Repeat each of these records exactly.

▶ **Recorded data**
╭──
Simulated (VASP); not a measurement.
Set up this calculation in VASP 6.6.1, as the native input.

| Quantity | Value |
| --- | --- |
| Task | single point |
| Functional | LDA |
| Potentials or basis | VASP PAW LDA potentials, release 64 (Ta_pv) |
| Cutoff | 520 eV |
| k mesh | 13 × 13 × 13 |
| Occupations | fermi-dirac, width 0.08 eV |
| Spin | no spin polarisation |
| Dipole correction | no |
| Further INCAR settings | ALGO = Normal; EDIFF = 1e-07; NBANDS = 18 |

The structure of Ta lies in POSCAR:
╰──

▶ **Answer space**
Simulated (VASP); not a measurement.
Set up this calculation in VASP 6.6.1, as the native input.

| Quantity | Value |
| --- | --- |
| Task | single point |
| Functional | LDA |
| Potentials or basis | VASP PAW LDA potentials, release 64 (Ta_pv) |
| Cutoff | 520 eV |
| k mesh | 13 × 13 × 13 |
| Occupations | fermi-dirac, width 0.08 eV |
| Spin | no spin polarisation |
| Dipole correction | no |
| Further INCAR settings | ALGO = Normal; EDIFF = 1e-07; NBANDS = 18 |

The structure of Ta lies in POSCAR:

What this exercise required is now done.